— Material shown —
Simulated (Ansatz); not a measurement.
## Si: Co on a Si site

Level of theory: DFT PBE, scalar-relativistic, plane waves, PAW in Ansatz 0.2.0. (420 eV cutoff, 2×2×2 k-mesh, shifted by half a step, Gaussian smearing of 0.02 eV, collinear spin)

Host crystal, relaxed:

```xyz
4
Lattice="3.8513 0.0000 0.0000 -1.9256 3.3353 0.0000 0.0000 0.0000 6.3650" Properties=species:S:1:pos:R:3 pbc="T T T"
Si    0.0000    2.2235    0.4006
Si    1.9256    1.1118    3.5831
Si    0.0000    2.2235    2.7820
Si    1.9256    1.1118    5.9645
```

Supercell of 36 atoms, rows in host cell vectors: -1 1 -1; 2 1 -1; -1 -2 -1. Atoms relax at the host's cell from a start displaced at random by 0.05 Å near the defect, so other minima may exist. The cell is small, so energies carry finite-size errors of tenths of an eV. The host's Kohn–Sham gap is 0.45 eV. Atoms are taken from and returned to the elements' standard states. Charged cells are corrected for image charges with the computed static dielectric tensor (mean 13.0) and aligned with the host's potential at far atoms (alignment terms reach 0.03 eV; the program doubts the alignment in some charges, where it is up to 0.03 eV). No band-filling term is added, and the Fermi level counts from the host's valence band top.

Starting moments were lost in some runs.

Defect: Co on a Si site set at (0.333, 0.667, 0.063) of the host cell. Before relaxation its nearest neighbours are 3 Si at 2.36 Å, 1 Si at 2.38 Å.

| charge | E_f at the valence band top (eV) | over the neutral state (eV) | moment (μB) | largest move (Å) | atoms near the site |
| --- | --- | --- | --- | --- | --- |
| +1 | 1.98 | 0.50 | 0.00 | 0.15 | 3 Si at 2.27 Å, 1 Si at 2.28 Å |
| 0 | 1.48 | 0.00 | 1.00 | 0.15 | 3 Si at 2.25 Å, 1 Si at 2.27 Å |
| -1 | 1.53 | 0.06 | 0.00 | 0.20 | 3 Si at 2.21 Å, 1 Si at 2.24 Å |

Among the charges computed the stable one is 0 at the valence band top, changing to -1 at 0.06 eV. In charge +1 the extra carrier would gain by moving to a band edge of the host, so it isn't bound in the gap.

— Work task —
Quote, with nothing altered, all lines from the start of the entries to the line that carries "at 2.24 Å |", inclusive.

— Task output —
Simulated (Ansatz); not a measurement.
## Si: Co on a Si site

Level of theory: DFT PBE, scalar-relativistic, plane waves, PAW in Ansatz 0.2.0. (420 eV cutoff, 2×2×2 k-mesh, shifted by half a step, Gaussian smearing of 0.02 eV, collinear spin)

Host crystal, relaxed:

```xyz
4
Lattice="3.8513 0.0000 0.0000 -1.9256 3.3353 0.0000 0.0000 0.0000 6.3650" Properties=species:S:1:pos:R:3 pbc="T T T"
Si    0.0000    2.2235    0.4006
Si    1.9256    1.1118    3.5831
Si    0.0000    2.2235    2.7820
Si    1.9256    1.1118    5.9645
```

Supercell of 36 atoms, rows in host cell vectors: -1 1 -1; 2 1 -1; -1 -2 -1. Atoms relax at the host's cell from a start displaced at random by 0.05 Å near the defect, so other minima may exist. The cell is small, so energies carry finite-size errors of tenths of an eV. The host's Kohn–Sham gap is 0.45 eV. Atoms are taken from and returned to the elements' standard states. Charged cells are corrected for image charges with the computed static dielectric tensor (mean 13.0) and aligned with the host's potential at far atoms (alignment terms reach 0.03 eV; the program doubts the alignment in some charges, where it is up to 0.03 eV). No band-filling term is added, and the Fermi level counts from the host's valence band top.

Starting moments were lost in some runs.

Defect: Co on a Si site set at (0.333, 0.667, 0.063) of the host cell. Before relaxation its nearest neighbours are 3 Si at 2.36 Å, 1 Si at 2.38 Å.

| charge | E_f at the valence band top (eV) | over the neutral state (eV) | moment (μB) | largest move (Å) | atoms near the site |
| --- | --- | --- | --- | --- | --- |
| +1 | 1.98 | 0.50 | 0.00 | 0.15 | 3 Si at 2.27 Å, 1 Si at 2.28 Å |
| 0 | 1.48 | 0.00 | 1.00 | 0.15 | 3 Si at 2.25 Å, 1 Si at 2.27 Å |
| -1 | 1.53 | 0.06 | 0.00 | 0.20 | 3 Si at 2.21 Å, 1 Si at 2.24 Å |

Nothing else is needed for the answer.